**Data shown**
*** Block opens ***
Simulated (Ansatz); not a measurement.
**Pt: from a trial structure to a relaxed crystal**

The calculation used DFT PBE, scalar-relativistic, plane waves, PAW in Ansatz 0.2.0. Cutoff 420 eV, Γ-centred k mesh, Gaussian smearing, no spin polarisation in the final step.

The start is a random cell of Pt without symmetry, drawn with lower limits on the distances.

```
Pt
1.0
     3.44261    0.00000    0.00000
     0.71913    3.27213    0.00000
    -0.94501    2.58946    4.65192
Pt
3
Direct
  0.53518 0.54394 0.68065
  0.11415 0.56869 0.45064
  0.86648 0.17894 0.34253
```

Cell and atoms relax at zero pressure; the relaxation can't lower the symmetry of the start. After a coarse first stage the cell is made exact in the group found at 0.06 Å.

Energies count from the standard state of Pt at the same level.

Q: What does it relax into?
*** Block closes ***

Give back exactly the lines from the beginning of the records through the line containing "Energies count from", and only those.

**Answer space**
Simulated (Ansatz); not a measurement.
**Pt: from a trial structure to a relaxed crystal**

The calculation used DFT PBE, scalar-relativistic, plane waves, PAW in Ansatz 0.2.0. Cutoff 420 eV, Γ-centred k mesh, Gaussian smearing, no spin polarisation in the final step.

The start is a random cell of Pt without symmetry, drawn with lower limits on the distances.

```
Pt
1.0
     3.44261    0.00000    0.00000
     0.71913    3.27213    0.00000
    -0.94501    2.58946    4.65192
Pt
3
Direct
  0.53518 0.54394 0.68065
  0.11415 0.56869 0.45064
  0.86648 0.17894 0.34253
```

Cell and atoms relax at zero pressure; the relaxation can't lower the symmetry of the start. After a coarse first stage the cell is made exact in the group found at 0.06 Å.

Energies count from the standard state of Pt at the same level.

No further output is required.